◆ Brief
Start with the first line of the material. Repeat each line exactly through the one that contains "Orthographic view. Depth".

◆ Records supplied
= Beginning of Section =
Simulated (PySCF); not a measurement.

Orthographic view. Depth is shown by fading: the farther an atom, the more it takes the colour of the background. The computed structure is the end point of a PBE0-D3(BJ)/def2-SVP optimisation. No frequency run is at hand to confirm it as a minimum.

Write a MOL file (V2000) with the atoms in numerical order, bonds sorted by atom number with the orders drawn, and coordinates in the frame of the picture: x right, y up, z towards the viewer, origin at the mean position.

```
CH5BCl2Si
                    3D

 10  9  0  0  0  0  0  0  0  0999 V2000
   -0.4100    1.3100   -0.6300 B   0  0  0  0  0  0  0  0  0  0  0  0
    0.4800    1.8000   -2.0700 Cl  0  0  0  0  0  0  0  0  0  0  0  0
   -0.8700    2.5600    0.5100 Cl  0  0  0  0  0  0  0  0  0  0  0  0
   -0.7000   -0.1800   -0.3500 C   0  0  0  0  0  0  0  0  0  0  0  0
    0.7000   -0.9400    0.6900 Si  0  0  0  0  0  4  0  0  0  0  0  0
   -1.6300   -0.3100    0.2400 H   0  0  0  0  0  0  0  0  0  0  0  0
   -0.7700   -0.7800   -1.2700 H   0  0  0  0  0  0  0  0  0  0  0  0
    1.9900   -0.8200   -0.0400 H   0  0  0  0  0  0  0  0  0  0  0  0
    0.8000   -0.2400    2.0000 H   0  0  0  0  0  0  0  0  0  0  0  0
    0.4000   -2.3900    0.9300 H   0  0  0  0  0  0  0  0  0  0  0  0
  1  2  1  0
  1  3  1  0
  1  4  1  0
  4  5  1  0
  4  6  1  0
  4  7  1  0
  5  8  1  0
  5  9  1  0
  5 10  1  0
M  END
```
= End of Section =

◆ Exercise result
Simulated (PySCF); not a measurement.

Orthographic view. Depth is shown by fading: the farther an atom, the more it takes the colour of the background. The computed structure is the end point of a PBE0-D3(BJ)/def2-SVP optimisation. No frequency run is at hand to confirm it as a minimum.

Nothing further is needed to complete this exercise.